Segment Start: Data provided

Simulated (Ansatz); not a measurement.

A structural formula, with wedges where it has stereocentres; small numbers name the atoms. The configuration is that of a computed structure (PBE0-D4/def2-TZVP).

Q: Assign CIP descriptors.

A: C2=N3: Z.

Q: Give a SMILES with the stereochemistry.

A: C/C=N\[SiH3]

Segment End: Data provided

## Work item
Each entry must be reproduced exactly, with nothing added or dropped.

## Answer area
Simulated (Ansatz); not a measurement.

A structural formula, with wedges where it has stereocentres; small numbers name the atoms. The configuration is that of a computed structure (PBE0-D4/def2-TZVP).

Q: Assign CIP descriptors.

A: C2=N3: Z.

Q: Give a SMILES with the stereochemistry.

A: C/C=N\[SiH3]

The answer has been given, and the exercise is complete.